> **EXTRACTED INFORMATION**
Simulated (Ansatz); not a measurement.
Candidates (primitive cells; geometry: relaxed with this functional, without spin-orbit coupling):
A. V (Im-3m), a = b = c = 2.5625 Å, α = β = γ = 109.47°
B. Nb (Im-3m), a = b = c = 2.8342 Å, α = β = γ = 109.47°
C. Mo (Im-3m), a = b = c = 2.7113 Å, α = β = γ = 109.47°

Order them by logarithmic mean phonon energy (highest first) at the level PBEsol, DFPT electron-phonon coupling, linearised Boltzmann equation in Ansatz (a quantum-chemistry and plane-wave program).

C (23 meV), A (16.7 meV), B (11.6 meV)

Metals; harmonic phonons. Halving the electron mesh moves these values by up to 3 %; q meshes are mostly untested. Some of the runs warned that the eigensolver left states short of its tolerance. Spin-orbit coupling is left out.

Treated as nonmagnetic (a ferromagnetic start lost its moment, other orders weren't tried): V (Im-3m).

> **WORK ORDER**
Please give the data again in full, exactly as written.

> **EXERCISE RESULT**
Simulated (Ansatz); not a measurement.
Candidates (primitive cells; geometry: relaxed with this functional, without spin-orbit coupling):
A. V (Im-3m), a = b = c = 2.5625 Å, α = β = γ = 109.47°
B. Nb (Im-3m), a = b = c = 2.8342 Å, α = β = γ = 109.47°
C. Mo (Im-3m), a = b = c = 2.7113 Å, α = β = γ = 109.47°

Order them by logarithmic mean phonon energy (highest first) at the level PBEsol, DFPT electron-phonon coupling, linearised Boltzmann equation in Ansatz (a quantum-chemistry and plane-wave program).

C (23 meV), A (16.7 meV), B (11.6 meV)

Metals; harmonic phonons. Halving the electron mesh moves these values by up to 3 %; q meshes are mostly untested. Some of the runs warned that the eigensolver left states short of its tolerance. Spin-orbit coupling is left out.

Treated as nonmagnetic (a ferromagnetic start lost its moment, other orders weren't tried): V (Im-3m).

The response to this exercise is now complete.